━━━ GIVEN RECORDS ━━━
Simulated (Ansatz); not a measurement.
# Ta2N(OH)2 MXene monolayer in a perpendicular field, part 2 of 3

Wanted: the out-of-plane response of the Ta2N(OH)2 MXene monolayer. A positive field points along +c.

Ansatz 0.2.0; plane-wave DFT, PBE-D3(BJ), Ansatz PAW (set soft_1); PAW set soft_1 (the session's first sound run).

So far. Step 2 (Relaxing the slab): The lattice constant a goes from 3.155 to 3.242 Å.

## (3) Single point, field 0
━━━

* WORK ORDER *
Copy out all of the records verbatim.

* TASK OUTPUT *
Simulated (Ansatz); not a measurement.
# Ta2N(OH)2 MXene monolayer in a perpendicular field, part 2 of 3

Wanted: the out-of-plane response of the Ta2N(OH)2 MXene monolayer. A positive field points along +c.

Ansatz 0.2.0; plane-wave DFT, PBE-D3(BJ), Ansatz PAW (set soft_1); PAW set soft_1 (the session's first sound run).

So far. Step 2 (Relaxing the slab): The lattice constant a goes from 3.155 to 3.242 Å.

## (3) Single point, field 0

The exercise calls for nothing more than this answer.